(Beginning of Source data)

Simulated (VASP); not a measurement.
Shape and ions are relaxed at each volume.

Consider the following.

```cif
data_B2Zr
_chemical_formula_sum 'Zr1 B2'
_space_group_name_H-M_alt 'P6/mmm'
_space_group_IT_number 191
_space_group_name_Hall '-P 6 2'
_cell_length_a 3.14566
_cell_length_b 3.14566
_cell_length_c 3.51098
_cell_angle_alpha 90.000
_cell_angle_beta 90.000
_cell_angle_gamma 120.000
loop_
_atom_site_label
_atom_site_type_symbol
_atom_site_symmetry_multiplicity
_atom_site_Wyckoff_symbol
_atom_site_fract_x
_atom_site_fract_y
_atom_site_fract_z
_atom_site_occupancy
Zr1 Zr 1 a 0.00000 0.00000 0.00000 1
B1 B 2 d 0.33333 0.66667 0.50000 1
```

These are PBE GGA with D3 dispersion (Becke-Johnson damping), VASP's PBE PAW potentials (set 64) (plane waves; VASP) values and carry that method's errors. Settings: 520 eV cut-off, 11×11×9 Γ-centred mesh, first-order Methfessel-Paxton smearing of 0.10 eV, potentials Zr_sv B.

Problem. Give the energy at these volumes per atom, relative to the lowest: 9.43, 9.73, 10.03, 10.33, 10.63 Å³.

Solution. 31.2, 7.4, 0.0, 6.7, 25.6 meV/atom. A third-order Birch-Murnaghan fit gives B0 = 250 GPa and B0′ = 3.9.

(End of Source data)

Could you write out all the data exactly as it is given?

Simulated (VASP); not a measurement.
Shape and ions are relaxed at each volume.

Consider the following.

```cif
data_B2Zr
_chemical_formula_sum 'Zr1 B2'
_space_group_name_H-M_alt 'P6/mmm'
_space_group_IT_number 191
_space_group_name_Hall '-P 6 2'
_cell_length_a 3.14566
_cell_length_b 3.14566
_cell_length_c 3.51098
_cell_angle_alpha 90.000
_cell_angle_beta 90.000
_cell_angle_gamma 120.000
loop_
_atom_site_label
_atom_site_type_symbol
_atom_site_symmetry_multiplicity
_atom_site_Wyckoff_symbol
_atom_site_fract_x
_atom_site_fract_y
_atom_site_fract_z
_atom_site_occupancy
Zr1 Zr 1 a 0.00000 0.00000 0.00000 1
B1 B 2 d 0.33333 0.66667 0.50000 1
```

These are PBE GGA with D3 dispersion (Becke-Johnson damping), VASP's PBE PAW potentials (set 64) (plane waves; VASP) values and carry that method's errors. Settings: 520 eV cut-off, 11×11×9 Γ-centred mesh, first-order Methfessel-Paxton smearing of 0.10 eV, potentials Zr_sv B.

Problem. Give the energy at these volumes per atom, relative to the lowest: 9.43, 9.73, 10.03, 10.33, 10.63 Å³.

Solution. 31.2, 7.4, 0.0, 6.7, 25.6 meV/atom. A third-order Birch-Murnaghan fit gives B0 = 250 GPa and B0′ = 3.9.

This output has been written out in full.